----------

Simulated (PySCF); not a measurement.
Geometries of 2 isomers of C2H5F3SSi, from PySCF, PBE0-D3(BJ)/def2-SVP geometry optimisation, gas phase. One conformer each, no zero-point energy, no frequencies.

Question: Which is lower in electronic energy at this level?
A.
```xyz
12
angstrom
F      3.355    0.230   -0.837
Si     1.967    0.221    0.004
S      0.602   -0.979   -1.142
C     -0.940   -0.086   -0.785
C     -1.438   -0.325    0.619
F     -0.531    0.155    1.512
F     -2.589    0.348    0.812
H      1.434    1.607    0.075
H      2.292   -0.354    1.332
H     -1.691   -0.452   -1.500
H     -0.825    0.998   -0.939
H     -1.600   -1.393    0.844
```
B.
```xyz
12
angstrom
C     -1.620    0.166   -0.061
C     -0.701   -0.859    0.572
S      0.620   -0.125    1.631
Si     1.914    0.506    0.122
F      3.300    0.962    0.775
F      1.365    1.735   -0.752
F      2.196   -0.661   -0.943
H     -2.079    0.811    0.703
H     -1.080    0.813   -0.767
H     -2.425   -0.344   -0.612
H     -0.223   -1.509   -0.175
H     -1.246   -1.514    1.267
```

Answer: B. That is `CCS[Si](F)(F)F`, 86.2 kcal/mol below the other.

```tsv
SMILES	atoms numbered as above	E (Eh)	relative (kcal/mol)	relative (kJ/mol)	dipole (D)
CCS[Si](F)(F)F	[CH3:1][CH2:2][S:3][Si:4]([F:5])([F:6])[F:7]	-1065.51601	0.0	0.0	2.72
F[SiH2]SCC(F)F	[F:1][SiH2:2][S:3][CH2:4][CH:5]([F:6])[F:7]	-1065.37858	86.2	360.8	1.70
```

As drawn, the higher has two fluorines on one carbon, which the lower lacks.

----------

#### WORK INSTRUCTION
All lines from the beginning of the material above through the one with "Geometries of 2" need to be returned exactly; please return those and only those.

#### ANSWER SECTION
Simulated (PySCF); not a measurement.
Geometries of 2 isomers of C2H5F3SSi, from PySCF, PBE0-D3(BJ)/def2-SVP geometry optimisation, gas phase. One conformer each, no zero-point energy, no frequencies.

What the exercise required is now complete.